__Work order__:
Look below for the line that has "BaSrNCl (model structure)**". Set down the lines from there through the line that has "Aim: the dielectric", exactly as written.

__Recorded data__:
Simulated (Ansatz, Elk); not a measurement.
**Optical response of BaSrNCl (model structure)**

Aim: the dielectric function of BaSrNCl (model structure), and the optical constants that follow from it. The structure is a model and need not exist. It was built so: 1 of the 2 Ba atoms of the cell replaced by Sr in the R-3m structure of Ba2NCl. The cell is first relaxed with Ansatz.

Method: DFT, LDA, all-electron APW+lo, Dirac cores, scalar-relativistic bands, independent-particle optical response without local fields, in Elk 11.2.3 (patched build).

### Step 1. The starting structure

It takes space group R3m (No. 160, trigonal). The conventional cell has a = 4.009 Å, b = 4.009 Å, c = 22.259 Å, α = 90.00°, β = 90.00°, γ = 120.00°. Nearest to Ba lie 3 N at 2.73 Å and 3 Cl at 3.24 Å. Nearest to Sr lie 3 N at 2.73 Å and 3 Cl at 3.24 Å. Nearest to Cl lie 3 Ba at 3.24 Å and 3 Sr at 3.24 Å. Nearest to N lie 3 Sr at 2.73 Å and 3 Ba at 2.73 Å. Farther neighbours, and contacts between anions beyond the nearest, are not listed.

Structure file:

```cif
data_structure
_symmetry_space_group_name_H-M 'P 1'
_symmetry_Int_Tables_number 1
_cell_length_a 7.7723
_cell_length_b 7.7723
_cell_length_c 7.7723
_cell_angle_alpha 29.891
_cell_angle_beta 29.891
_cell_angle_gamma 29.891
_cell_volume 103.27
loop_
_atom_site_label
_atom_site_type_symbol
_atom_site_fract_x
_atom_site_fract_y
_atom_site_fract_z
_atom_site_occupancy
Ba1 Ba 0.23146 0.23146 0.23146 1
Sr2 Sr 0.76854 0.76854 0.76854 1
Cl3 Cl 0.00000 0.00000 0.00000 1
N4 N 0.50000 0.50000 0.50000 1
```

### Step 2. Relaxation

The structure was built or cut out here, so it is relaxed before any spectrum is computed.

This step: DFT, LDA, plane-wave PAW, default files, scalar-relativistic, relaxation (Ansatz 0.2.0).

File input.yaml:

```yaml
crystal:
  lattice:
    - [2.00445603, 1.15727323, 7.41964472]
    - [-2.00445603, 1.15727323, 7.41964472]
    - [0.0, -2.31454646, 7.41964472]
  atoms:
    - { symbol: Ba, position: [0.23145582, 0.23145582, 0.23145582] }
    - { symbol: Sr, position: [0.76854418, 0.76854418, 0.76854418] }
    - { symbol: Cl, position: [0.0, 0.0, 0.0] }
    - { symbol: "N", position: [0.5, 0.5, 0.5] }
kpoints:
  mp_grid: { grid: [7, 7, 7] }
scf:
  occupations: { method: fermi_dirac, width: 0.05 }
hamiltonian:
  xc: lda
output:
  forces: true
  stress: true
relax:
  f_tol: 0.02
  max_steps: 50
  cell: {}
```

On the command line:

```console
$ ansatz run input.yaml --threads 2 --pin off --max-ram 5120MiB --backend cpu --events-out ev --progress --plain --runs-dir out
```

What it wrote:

__Response area__:
**Optical response of BaSrNCl (model structure)**

Aim: the dielectric function of BaSrNCl (model structure), and the optical constants that follow from it. The structure is a model and need not exist. It was built so: 1 of the 2 Ba atoms of the cell replaced by Sr in the R-3m structure of Ba2NCl. The cell is first relaxed with Ansatz.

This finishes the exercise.